> **Work item**
Return all the entries word for word.

..............................
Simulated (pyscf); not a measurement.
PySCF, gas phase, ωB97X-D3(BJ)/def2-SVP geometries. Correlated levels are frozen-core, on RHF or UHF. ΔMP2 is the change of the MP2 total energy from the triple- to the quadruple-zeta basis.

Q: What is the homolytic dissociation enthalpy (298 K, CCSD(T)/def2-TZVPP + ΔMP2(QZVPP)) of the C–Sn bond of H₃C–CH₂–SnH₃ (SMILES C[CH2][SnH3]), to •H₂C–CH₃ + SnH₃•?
..............................

> **Exercise answer**
Simulated (pyscf); not a measurement.
PySCF, gas phase, ωB97X-D3(BJ)/def2-SVP geometries. Correlated levels are frozen-core, on RHF or UHF. ΔMP2 is the change of the MP2 total energy from the triple- to the quadruple-zeta basis.

Q: What is the homolytic dissociation enthalpy (298 K, CCSD(T)/def2-TZVPP + ΔMP2(QZVPP)) of the C–Sn bond of H₃C–CH₂–SnH₃ (SMILES C[CH2][SnH3]), to •H₂C–CH₃ + SnH₃•?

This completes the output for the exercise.